# [WORK REQUEST]
Exactly as they appear, copy the lines from the start of the entries below to the line containing "-1.487 | -21.681 |", both ends included.

# [MATERIAL SHOWN]
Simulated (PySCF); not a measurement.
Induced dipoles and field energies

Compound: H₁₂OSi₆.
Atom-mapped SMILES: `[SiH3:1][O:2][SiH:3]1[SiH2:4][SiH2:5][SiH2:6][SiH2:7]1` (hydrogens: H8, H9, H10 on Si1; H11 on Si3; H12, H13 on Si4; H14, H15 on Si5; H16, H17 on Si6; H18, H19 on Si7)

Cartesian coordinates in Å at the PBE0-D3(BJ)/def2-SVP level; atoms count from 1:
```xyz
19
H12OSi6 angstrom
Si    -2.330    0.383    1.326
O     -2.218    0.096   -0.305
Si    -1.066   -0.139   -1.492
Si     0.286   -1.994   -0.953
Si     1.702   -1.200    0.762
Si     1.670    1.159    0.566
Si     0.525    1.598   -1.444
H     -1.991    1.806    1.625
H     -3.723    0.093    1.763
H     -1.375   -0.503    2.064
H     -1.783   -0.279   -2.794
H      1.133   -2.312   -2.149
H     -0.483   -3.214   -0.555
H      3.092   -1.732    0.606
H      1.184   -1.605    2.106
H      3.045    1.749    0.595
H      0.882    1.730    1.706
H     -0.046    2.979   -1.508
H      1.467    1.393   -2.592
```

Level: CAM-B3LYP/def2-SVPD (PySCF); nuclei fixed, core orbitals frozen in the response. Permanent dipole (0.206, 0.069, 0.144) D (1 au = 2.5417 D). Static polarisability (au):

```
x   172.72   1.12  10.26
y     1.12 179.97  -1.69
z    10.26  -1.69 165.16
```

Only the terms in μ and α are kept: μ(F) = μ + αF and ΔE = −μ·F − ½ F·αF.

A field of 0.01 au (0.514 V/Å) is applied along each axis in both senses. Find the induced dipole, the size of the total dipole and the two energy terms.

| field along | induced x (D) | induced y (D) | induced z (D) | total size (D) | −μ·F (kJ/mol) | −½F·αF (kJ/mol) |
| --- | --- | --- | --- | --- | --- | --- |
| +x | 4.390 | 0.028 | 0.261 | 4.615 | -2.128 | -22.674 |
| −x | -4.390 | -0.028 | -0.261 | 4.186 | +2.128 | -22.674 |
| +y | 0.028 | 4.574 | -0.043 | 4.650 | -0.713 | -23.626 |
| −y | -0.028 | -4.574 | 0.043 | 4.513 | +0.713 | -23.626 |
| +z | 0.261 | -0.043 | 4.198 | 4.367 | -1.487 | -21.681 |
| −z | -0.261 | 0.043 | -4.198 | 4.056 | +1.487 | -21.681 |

# [RESPONSE BOX]
Simulated (PySCF); not a measurement.
Induced dipoles and field energies

Compound: H₁₂OSi₆.
Atom-mapped SMILES: `[SiH3:1][O:2][SiH:3]1[SiH2:4][SiH2:5][SiH2:6][SiH2:7]1` (hydrogens: H8, H9, H10 on Si1; H11 on Si3; H12, H13 on Si4; H14, H15 on Si5; H16, H17 on Si6; H18, H19 on Si7)

Cartesian coordinates in Å at the PBE0-D3(BJ)/def2-SVP level; atoms count from 1:
```xyz
19
H12OSi6 angstrom
Si    -2.330    0.383    1.326
O     -2.218    0.096   -0.305
Si    -1.066   -0.139   -1.492
Si     0.286   -1.994   -0.953
Si     1.702   -1.200    0.762
Si     1.670    1.159    0.566
Si     0.525    1.598   -1.444
H     -1.991    1.806    1.625
H     -3.723    0.093    1.763
H     -1.375   -0.503    2.064
H     -1.783   -0.279   -2.794
H      1.133   -2.312   -2.149
H     -0.483   -3.214   -0.555
H      3.092   -1.732    0.606
H      1.184   -1.605    2.106
H      3.045    1.749    0.595
H      0.882    1.730    1.706
H     -0.046    2.979   -1.508
H      1.467    1.393   -2.592
```

Level: CAM-B3LYP/def2-SVPD (PySCF); nuclei fixed, core orbitals frozen in the response. Permanent dipole (0.206, 0.069, 0.144) D (1 au = 2.5417 D). Static polarisability (au):

```
x   172.72   1.12  10.26
y     1.12 179.97  -1.69
z    10.26  -1.69 165.16
```

Only the terms in μ and α are kept: μ(F) = μ + αF and ΔE = −μ·F − ½ F·αF.

A field of 0.01 au (0.514 V/Å) is applied along each axis in both senses. Find the induced dipole, the size of the total dipole and the two energy terms.

| field along | induced x (D) | induced y (D) | induced z (D) | total size (D) | −μ·F (kJ/mol) | −½F·αF (kJ/mol) |
| --- | --- | --- | --- | --- | --- | --- |
| +x | 4.390 | 0.028 | 0.261 | 4.615 | -2.128 | -22.674 |
| −x | -4.390 | -0.028 | -0.261 | 4.186 | +2.128 | -22.674 |
| +y | 0.028 | 4.574 | -0.043 | 4.650 | -0.713 | -23.626 |
| −y | -0.028 | -4.574 | 0.043 | 4.513 | +0.713 | -23.626 |
| +z | 0.261 | -0.043 | 4.198 | 4.367 | -1.487 | -21.681 |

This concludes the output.